- WORK REQUEST
Print all the data, keeping every line exactly as it is.

- INFORMATION SHOWN
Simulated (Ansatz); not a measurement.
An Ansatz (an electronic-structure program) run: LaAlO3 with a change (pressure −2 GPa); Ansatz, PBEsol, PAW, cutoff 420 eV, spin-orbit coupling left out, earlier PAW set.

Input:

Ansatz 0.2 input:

- EXERCISE ANSWER
Simulated (Ansatz); not a measurement.
An Ansatz (an electronic-structure program) run: LaAlO3 with a change (pressure −2 GPa); Ansatz, PBEsol, PAW, cutoff 420 eV, spin-orbit coupling left out, earlier PAW set.

Input:

Ansatz 0.2 input:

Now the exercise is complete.